■ **ENTRIES SHOWN**:
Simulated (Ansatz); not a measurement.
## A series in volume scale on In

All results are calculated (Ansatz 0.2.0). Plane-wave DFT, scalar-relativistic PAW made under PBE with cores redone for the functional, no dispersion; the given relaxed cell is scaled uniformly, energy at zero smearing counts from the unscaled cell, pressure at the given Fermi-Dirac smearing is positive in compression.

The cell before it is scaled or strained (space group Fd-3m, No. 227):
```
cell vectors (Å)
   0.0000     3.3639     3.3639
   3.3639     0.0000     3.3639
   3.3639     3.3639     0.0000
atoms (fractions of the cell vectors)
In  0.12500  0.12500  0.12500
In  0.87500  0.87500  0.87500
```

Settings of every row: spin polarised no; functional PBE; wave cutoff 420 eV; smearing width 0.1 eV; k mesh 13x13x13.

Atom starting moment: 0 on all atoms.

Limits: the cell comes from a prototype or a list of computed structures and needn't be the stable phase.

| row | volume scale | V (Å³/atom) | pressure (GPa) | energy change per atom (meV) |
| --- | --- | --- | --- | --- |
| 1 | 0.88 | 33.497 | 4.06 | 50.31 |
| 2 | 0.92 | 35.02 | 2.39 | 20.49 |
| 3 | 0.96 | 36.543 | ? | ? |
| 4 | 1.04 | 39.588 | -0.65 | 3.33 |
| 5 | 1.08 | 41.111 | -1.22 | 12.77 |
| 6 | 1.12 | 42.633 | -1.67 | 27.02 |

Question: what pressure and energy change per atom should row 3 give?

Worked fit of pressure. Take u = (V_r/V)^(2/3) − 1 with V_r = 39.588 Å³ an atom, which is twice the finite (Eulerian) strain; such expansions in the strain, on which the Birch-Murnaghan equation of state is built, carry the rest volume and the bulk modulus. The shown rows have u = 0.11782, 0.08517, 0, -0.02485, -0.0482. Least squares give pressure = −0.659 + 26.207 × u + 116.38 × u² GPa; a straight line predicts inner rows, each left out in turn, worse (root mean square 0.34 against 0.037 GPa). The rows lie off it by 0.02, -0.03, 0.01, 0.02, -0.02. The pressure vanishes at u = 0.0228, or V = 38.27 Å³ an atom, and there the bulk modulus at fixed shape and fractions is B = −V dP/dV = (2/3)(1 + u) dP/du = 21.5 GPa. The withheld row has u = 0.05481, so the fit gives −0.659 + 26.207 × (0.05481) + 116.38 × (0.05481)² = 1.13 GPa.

■ **WORK INSTRUCTION**: Give back the records above exactly, limited to the lines between the one holding "4.06 | 50.31 |" and the one holding "Question: what pressure", inclusive.

■ **TASK OUTPUT**:
| 1 | 0.88 | 33.497 | 4.06 | 50.31 |
| 2 | 0.92 | 35.02 | 2.39 | 20.49 |
| 3 | 0.96 | 36.543 | ? | ? |
| 4 | 1.04 | 39.588 | -0.65 | 3.33 |
| 5 | 1.08 | 41.111 | -1.22 | 12.77 |
| 6 | 1.12 | 42.633 | -1.67 | 27.02 |

Question: what pressure and energy change per atom should row 3 give?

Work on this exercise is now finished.